Activity - Nothing in the records should be left out; transcribe them exactly.

Data to examine -
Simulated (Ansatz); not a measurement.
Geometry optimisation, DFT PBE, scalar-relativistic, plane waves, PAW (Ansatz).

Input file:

Result -
Simulated (Ansatz); not a measurement.
Geometry optimisation, DFT PBE, scalar-relativistic, plane waves, PAW (Ansatz).

Input file:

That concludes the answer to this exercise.